((

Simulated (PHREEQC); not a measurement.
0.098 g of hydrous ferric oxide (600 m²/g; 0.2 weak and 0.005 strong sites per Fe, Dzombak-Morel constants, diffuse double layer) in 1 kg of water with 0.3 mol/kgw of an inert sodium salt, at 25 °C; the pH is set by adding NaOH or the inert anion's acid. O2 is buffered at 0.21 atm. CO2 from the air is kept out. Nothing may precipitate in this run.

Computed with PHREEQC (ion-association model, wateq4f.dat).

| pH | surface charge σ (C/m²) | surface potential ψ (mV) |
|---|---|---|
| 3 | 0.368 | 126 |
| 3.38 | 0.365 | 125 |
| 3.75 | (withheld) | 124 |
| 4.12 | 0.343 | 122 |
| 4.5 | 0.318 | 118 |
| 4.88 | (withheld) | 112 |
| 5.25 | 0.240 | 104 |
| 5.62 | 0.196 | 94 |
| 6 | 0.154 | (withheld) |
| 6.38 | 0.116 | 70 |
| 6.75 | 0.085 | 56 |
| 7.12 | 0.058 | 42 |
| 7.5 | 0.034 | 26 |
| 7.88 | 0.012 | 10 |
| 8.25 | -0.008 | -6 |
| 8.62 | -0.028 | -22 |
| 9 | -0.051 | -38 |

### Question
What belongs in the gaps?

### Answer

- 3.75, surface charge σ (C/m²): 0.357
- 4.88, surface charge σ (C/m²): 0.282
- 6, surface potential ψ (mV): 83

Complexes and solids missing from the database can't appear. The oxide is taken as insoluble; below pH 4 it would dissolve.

))

§ **WORK TASK**:
The entire listing should be repeated with no line missing and no word altered.

§ **TASK RESULT**:
Simulated (PHREEQC); not a measurement.
0.098 g of hydrous ferric oxide (600 m²/g; 0.2 weak and 0.005 strong sites per Fe, Dzombak-Morel constants, diffuse double layer) in 1 kg of water with 0.3 mol/kgw of an inert sodium salt, at 25 °C; the pH is set by adding NaOH or the inert anion's acid. O2 is buffered at 0.21 atm. CO2 from the air is kept out. Nothing may precipitate in this run.

Computed with PHREEQC (ion-association model, wateq4f.dat).

| pH | surface charge σ (C/m²) | surface potential ψ (mV) |
|---|---|---|
| 3 | 0.368 | 126 |
| 3.38 | 0.365 | 125 |
| 3.75 | (withheld) | 124 |
| 4.12 | 0.343 | 122 |
| 4.5 | 0.318 | 118 |
| 4.88 | (withheld) | 112 |
| 5.25 | 0.240 | 104 |
| 5.62 | 0.196 | 94 |
| 6 | 0.154 | (withheld) |
| 6.38 | 0.116 | 70 |
| 6.75 | 0.085 | 56 |
| 7.12 | 0.058 | 42 |
| 7.5 | 0.034 | 26 |
| 7.88 | 0.012 | 10 |
| 8.25 | -0.008 | -6 |
| 8.62 | -0.028 | -22 |
| 9 | -0.051 | -38 |

### Question
What belongs in the gaps?

### Answer

- 3.75, surface charge σ (C/m²): 0.357
- 4.88, surface charge σ (C/m²): 0.282
- 6, surface potential ψ (mV): 83

Complexes and solids missing from the database can't appear. The oxide is taken as insoluble; below pH 4 it would dissolve.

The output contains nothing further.